Could you write out the lines below exactly, beginning with the first and finishing with the one that contains "Solution. B (-22.0"?

========================================================================
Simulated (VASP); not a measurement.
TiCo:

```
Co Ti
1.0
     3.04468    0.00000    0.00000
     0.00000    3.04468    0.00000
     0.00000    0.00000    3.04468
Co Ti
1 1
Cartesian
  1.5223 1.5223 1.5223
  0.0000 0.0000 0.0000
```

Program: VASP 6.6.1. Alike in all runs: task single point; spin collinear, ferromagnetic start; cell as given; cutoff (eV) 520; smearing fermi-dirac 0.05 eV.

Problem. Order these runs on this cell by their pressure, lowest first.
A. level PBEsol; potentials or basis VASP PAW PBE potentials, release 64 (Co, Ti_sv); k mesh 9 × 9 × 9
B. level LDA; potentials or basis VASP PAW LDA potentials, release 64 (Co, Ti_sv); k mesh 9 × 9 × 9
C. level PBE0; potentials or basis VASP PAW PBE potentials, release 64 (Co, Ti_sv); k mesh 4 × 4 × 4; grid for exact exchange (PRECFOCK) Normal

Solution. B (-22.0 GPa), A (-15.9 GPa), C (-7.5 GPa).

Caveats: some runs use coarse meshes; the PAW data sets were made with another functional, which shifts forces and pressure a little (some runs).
========================================================================

Written reply »
Simulated (VASP); not a measurement.
TiCo:

```
Co Ti
1.0
     3.04468    0.00000    0.00000
     0.00000    3.04468    0.00000
     0.00000    0.00000    3.04468
Co Ti
1 1
Cartesian
  1.5223 1.5223 1.5223
  0.0000 0.0000 0.0000
```

Program: VASP 6.6.1. Alike in all runs: task single point; spin collinear, ferromagnetic start; cell as given; cutoff (eV) 520; smearing fermi-dirac 0.05 eV.

Problem. Order these runs on this cell by their pressure, lowest first.
A. level PBEsol; potentials or basis VASP PAW PBE potentials, release 64 (Co, Ti_sv); k mesh 9 × 9 × 9
B. level LDA; potentials or basis VASP PAW LDA potentials, release 64 (Co, Ti_sv); k mesh 9 × 9 × 9
C. level PBE0; potentials or basis VASP PAW PBE potentials, release 64 (Co, Ti_sv); k mesh 4 × 4 × 4; grid for exact exchange (PRECFOCK) Normal

Solution. B (-22.0 GPa), A (-15.9 GPa), C (-7.5 GPa).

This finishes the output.